TASK ITEM
Below are some records; return each one exactly as written.

MATERIAL SUPPLIED
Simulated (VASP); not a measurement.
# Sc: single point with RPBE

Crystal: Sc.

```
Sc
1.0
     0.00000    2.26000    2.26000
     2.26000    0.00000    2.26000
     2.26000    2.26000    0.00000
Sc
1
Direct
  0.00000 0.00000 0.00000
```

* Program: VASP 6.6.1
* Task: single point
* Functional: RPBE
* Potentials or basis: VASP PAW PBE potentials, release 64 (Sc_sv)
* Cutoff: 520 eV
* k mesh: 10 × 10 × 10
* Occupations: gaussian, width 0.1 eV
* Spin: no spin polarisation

TASK RESPONSE
Simulated (VASP); not a measurement.
# Sc: single point with RPBE

Crystal: Sc.

```
Sc
1.0
     0.00000    2.26000    2.26000
     2.26000    0.00000    2.26000
     2.26000    2.26000    0.00000
Sc
1
Direct
  0.00000 0.00000 0.00000
```

* Program: VASP 6.6.1
* Task: single point
* Functional: RPBE
* Potentials or basis: VASP PAW PBE potentials, release 64 (Sc_sv)
* Cutoff: 520 eV
* k mesh: 10 × 10 × 10
* Occupations: gaussian, width 0.1 eV
* Spin: no spin polarisation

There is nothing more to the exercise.